→ Activity:
Write every record out again exactly as given.

→ Dataset excerpts:
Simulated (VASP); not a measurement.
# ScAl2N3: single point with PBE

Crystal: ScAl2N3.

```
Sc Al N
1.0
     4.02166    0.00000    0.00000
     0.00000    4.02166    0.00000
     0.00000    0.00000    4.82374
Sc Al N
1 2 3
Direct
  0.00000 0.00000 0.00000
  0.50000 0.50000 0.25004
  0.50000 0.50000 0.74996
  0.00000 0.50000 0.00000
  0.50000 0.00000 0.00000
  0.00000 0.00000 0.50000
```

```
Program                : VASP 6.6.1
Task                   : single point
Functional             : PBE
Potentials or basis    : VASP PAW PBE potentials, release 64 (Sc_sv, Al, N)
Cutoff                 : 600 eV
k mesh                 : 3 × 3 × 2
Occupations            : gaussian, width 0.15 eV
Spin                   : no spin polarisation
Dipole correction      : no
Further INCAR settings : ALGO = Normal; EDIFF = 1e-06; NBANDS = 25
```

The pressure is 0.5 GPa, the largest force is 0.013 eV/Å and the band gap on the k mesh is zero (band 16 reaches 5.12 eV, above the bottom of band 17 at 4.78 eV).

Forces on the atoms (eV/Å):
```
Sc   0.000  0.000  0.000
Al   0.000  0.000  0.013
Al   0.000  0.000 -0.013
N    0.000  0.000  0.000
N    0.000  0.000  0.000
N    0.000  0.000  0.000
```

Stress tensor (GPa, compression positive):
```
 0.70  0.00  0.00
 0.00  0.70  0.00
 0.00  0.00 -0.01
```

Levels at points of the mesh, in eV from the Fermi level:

→ Answer space:
Simulated (VASP); not a measurement.
# ScAl2N3: single point with PBE

Crystal: ScAl2N3.

```
Sc Al N
1.0
     4.02166    0.00000    0.00000
     0.00000    4.02166    0.00000
     0.00000    0.00000    4.82374
Sc Al N
1 2 3
Direct
  0.00000 0.00000 0.00000
  0.50000 0.50000 0.25004
  0.50000 0.50000 0.74996
  0.00000 0.50000 0.00000
  0.50000 0.00000 0.00000
  0.00000 0.00000 0.50000
```

```
Program                : VASP 6.6.1
Task                   : single point
Functional             : PBE
Potentials or basis    : VASP PAW PBE potentials, release 64 (Sc_sv, Al, N)
Cutoff                 : 600 eV
k mesh                 : 3 × 3 × 2
Occupations            : gaussian, width 0.15 eV
Spin                   : no spin polarisation
Dipole correction      : no
Further INCAR settings : ALGO = Normal; EDIFF = 1e-06; NBANDS = 25
```

The pressure is 0.5 GPa, the largest force is 0.013 eV/Å and the band gap on the k mesh is zero (band 16 reaches 5.12 eV, above the bottom of band 17 at 4.78 eV).

Forces on the atoms (eV/Å):
```
Sc   0.000  0.000  0.000
Al   0.000  0.000  0.013
Al   0.000  0.000 -0.013
N    0.000  0.000  0.000
N    0.000  0.000  0.000
N    0.000  0.000  0.000
```

Stress tensor (GPa, compression positive):
```
 0.70  0.00  0.00
 0.00  0.70  0.00
 0.00  0.00 -0.01
```

Levels at points of the mesh, in eV from the Fermi level:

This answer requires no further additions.